Top of Dataset entries
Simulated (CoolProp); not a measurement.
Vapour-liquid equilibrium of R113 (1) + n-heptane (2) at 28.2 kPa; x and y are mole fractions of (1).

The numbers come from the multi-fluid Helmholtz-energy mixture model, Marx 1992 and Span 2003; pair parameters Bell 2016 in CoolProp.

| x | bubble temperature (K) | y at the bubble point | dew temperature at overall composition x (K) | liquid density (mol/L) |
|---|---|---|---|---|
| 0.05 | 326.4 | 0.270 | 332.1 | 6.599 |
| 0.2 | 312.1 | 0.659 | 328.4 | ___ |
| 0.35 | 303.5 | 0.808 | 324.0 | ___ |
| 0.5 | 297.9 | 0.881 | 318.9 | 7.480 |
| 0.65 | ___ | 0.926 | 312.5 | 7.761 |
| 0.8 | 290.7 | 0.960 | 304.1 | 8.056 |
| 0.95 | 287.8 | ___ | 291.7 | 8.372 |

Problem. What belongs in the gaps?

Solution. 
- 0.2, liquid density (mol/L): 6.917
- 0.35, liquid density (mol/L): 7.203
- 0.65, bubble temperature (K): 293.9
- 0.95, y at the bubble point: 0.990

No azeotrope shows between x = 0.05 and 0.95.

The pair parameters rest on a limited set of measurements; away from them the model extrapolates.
Bottom of Dataset entries

Task item ->
Only the lines from the beginning of the entries through the line bearing "Vapour-liquid equilibrium of" should be returned, each exactly as written.

Answer section ->
Simulated (CoolProp); not a measurement.
Vapour-liquid equilibrium of R113 (1) + n-heptane (2) at 28.2 kPa; x and y are mole fractions of (1).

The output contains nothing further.